• Recorded data
#####
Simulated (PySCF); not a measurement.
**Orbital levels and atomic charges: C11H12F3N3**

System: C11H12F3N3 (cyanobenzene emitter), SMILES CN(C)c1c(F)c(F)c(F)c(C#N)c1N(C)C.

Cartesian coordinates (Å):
#####

• Brief
What is needed here is an exact copy of all the records above.

• Response box
Simulated (PySCF); not a measurement.
**Orbital levels and atomic charges: C11H12F3N3**

System: C11H12F3N3 (cyanobenzene emitter), SMILES CN(C)c1c(F)c(F)c(F)c(C#N)c1N(C)C.

Cartesian coordinates (Å):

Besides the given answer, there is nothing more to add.